'''

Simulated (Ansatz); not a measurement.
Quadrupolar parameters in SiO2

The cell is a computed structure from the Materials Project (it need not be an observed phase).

'''

Please print the records above exactly, leaving nothing out.

▶ **Exercise solution**
Simulated (Ansatz); not a measurement.
Quadrupolar parameters in SiO2

The cell is a computed structure from the Materials Project (it need not be an observed phase).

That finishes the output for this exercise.